○ ○ ○ ○ ○
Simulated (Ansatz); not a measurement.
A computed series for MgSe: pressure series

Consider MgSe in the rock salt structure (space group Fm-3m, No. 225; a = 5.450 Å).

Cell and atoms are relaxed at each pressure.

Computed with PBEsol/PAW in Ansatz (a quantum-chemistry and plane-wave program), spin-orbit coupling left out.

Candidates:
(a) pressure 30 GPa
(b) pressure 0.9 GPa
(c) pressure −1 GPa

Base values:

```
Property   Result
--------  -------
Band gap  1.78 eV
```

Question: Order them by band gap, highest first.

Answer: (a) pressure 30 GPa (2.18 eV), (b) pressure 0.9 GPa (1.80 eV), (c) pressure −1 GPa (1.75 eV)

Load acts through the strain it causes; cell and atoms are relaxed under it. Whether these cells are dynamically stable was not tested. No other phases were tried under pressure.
○ ○ ○ ○ ○

* Work item: Restating the data word for word is the whole task.

* Response box:
Simulated (Ansatz); not a measurement.
A computed series for MgSe: pressure series

Consider MgSe in the rock salt structure (space group Fm-3m, No. 225; a = 5.450 Å).

Cell and atoms are relaxed at each pressure.

Computed with PBEsol/PAW in Ansatz (a quantum-chemistry and plane-wave program), spin-orbit coupling left out.

Candidates:
(a) pressure 30 GPa
(b) pressure 0.9 GPa
(c) pressure −1 GPa

Base values:

```
Property   Result
--------  -------
Band gap  1.78 eV
```

Question: Order them by band gap, highest first.

Answer: (a) pressure 30 GPa (2.18 eV), (b) pressure 0.9 GPa (1.80 eV), (c) pressure −1 GPa (1.75 eV)

Load acts through the strain it causes; cell and atoms are relaxed under it. Whether these cells are dynamically stable was not tested. No other phases were tried under pressure.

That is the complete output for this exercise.